═══ Information provided ═══

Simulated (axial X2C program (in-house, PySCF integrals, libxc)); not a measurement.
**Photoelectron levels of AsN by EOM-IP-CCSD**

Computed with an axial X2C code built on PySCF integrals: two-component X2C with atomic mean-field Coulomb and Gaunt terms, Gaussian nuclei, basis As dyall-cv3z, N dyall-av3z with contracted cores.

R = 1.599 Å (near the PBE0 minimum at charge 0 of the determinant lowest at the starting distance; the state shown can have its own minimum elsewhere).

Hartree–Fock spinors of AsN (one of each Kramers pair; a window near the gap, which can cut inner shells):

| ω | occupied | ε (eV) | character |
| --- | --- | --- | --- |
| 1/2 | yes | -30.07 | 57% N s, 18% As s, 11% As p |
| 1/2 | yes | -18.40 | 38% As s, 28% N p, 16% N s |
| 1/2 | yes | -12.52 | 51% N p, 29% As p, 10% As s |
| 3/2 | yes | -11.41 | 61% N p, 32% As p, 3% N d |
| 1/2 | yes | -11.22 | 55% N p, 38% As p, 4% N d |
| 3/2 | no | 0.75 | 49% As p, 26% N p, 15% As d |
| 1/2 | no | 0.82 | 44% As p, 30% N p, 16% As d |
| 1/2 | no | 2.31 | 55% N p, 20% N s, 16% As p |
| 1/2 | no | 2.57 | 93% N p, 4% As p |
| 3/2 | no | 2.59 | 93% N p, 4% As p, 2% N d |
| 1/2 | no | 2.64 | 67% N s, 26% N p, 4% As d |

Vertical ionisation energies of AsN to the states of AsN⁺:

═══

◆ **Activity**
The whole listing above is to be reproduced without any slip.

◆ **Problem solution**
Simulated (axial X2C program (in-house, PySCF integrals, libxc)); not a measurement.
**Photoelectron levels of AsN by EOM-IP-CCSD**

Computed with an axial X2C code built on PySCF integrals: two-component X2C with atomic mean-field Coulomb and Gaunt terms, Gaussian nuclei, basis As dyall-cv3z, N dyall-av3z with contracted cores.

R = 1.599 Å (near the PBE0 minimum at charge 0 of the determinant lowest at the starting distance; the state shown can have its own minimum elsewhere).

Hartree–Fock spinors of AsN (one of each Kramers pair; a window near the gap, which can cut inner shells):

| ω | occupied | ε (eV) | character |
| --- | --- | --- | --- |
| 1/2 | yes | -30.07 | 57% N s, 18% As s, 11% As p |
| 1/2 | yes | -18.40 | 38% As s, 28% N p, 16% N s |
| 1/2 | yes | -12.52 | 51% N p, 29% As p, 10% As s |
| 3/2 | yes | -11.41 | 61% N p, 32% As p, 3% N d |
| 1/2 | yes | -11.22 | 55% N p, 38% As p, 4% N d |
| 3/2 | no | 0.75 | 49% As p, 26% N p, 15% As d |
| 1/2 | no | 0.82 | 44% As p, 30% N p, 16% As d |
| 1/2 | no | 2.31 | 55% N p, 20% N s, 16% As p |
| 1/2 | no | 2.57 | 93% N p, 4% As p |
| 3/2 | no | 2.59 | 93% N p, 4% As p, 2% N d |
| 1/2 | no | 2.64 | 67% N s, 26% N p, 4% As d |

Vertical ionisation energies of AsN to the states of AsN⁺:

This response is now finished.